╭─ Raw data

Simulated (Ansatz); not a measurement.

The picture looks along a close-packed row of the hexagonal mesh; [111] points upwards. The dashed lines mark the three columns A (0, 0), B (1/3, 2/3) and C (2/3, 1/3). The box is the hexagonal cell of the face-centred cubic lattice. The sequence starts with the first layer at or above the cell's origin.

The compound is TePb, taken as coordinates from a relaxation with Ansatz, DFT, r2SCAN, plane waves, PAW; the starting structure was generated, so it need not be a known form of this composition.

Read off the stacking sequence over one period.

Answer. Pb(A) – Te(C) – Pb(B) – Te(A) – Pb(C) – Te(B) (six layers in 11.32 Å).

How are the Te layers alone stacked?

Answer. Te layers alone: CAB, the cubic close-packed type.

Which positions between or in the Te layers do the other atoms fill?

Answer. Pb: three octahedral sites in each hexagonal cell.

╰─

Which lines should be output? Exactly those from the first line of the data through the line containing "Which positions between", inclusive.

Simulated (Ansatz); not a measurement.

The picture looks along a close-packed row of the hexagonal mesh; [111] points upwards. The dashed lines mark the three columns A (0, 0), B (1/3, 2/3) and C (2/3, 1/3). The box is the hexagonal cell of the face-centred cubic lattice. The sequence starts with the first layer at or above the cell's origin.

The compound is TePb, taken as coordinates from a relaxation with Ansatz, DFT, r2SCAN, plane waves, PAW; the starting structure was generated, so it need not be a known form of this composition.

Read off the stacking sequence over one period.

Answer. Pb(A) – Te(C) – Pb(B) – Te(A) – Pb(C) – Te(B) (six layers in 11.32 Å).

How are the Te layers alone stacked?

Answer. Te layers alone: CAB, the cubic close-packed type.

Which positions between or in the Te layers do the other atoms fill?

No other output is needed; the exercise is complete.